| Dataset extract |

━━━━━━━━━━━━━━━━━━━━

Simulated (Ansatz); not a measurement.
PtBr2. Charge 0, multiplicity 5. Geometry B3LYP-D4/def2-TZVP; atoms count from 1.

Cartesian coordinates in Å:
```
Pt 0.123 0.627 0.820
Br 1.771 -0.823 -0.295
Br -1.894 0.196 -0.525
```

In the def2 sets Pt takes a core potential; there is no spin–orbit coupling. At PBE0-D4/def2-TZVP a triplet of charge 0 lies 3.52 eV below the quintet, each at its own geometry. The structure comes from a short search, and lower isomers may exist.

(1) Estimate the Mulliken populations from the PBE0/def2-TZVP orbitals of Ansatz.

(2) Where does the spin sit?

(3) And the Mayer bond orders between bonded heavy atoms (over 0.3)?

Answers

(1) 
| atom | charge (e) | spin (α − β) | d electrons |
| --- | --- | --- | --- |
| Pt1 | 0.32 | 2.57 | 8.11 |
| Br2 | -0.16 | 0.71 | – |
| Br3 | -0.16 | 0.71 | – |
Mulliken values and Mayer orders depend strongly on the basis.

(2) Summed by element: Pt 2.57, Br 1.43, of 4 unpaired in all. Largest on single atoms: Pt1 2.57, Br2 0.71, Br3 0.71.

━━━━━━━━━━━━━━━━━━━━

From the entries above, print the lines beginning at the one with "Br2 | -0.16 | 0.71 | – |" and stopping after the one with "Mulliken values and", exactly as written and with nothing else.

| Br2 | -0.16 | 0.71 | – |
| Br3 | -0.16 | 0.71 | – |
Mulliken values and Mayer orders depend strongly on the basis.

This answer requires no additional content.